----- Supplied data

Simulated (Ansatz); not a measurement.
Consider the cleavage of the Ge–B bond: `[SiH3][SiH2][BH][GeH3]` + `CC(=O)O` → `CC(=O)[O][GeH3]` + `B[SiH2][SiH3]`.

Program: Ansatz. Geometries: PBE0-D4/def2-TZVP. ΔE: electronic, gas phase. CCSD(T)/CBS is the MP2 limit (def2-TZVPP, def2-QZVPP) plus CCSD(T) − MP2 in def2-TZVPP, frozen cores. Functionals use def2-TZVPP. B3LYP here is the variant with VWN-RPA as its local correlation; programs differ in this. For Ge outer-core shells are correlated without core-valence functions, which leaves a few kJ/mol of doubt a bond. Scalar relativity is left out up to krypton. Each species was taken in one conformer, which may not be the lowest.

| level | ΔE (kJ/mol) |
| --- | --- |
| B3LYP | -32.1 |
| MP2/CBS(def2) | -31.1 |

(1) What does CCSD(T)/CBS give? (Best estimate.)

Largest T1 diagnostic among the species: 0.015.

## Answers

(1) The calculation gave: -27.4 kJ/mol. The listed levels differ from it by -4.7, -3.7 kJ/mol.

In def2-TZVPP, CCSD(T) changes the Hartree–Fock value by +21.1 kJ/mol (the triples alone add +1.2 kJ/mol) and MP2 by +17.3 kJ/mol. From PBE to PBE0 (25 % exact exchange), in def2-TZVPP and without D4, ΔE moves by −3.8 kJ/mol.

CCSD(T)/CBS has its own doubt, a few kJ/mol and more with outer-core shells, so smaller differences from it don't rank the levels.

----------

**Assigned task**
All the lines above should be written out once more, exactly.

**Task response**
Simulated (Ansatz); not a measurement.
Consider the cleavage of the Ge–B bond: `[SiH3][SiH2][BH][GeH3]` + `CC(=O)O` → `CC(=O)[O][GeH3]` + `B[SiH2][SiH3]`.

Program: Ansatz. Geometries: PBE0-D4/def2-TZVP. ΔE: electronic, gas phase. CCSD(T)/CBS is the MP2 limit (def2-TZVPP, def2-QZVPP) plus CCSD(T) − MP2 in def2-TZVPP, frozen cores. Functionals use def2-TZVPP. B3LYP here is the variant with VWN-RPA as its local correlation; programs differ in this. For Ge outer-core shells are correlated without core-valence functions, which leaves a few kJ/mol of doubt a bond. Scalar relativity is left out up to krypton. Each species was taken in one conformer, which may not be the lowest.

| level | ΔE (kJ/mol) |
| --- | --- |
| B3LYP | -32.1 |
| MP2/CBS(def2) | -31.1 |

(1) What does CCSD(T)/CBS give? (Best estimate.)

Largest T1 diagnostic among the species: 0.015.

## Answers

(1) The calculation gave: -27.4 kJ/mol. The listed levels differ from it by -4.7, -3.7 kJ/mol.

In def2-TZVPP, CCSD(T) changes the Hartree–Fock value by +21.1 kJ/mol (the triples alone add +1.2 kJ/mol) and MP2 by +17.3 kJ/mol. From PBE to PBE0 (25 % exact exchange), in def2-TZVPP and without D4, ΔE moves by −3.8 kJ/mol.

CCSD(T)/CBS has its own doubt, a few kJ/mol and more with outer-core shells, so smaller differences from it don't rank the levels.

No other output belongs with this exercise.